INFORMATION:
______________________________

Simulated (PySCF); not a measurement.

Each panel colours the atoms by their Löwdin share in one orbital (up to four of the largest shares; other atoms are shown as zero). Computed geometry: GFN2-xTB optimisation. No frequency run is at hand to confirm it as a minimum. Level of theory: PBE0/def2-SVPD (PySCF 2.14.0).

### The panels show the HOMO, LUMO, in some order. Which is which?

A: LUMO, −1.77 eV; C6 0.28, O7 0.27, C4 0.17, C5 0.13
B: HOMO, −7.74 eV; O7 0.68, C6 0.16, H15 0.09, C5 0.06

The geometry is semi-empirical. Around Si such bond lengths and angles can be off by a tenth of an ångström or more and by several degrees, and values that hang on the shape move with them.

______________________________

ASSIGNED TASK:
All that is needed is the exact run of lines above from the line containing "### The panels" through the line containing "B: HOMO, −7.74", both of them included.

REPLY:
### The panels show the HOMO, LUMO, in some order. Which is which?

A: LUMO, −1.77 eV; C6 0.28, O7 0.27, C4 0.17, C5 0.13
B: HOMO, −7.74 eV; O7 0.68, C6 0.16, H15 0.09, C5 0.06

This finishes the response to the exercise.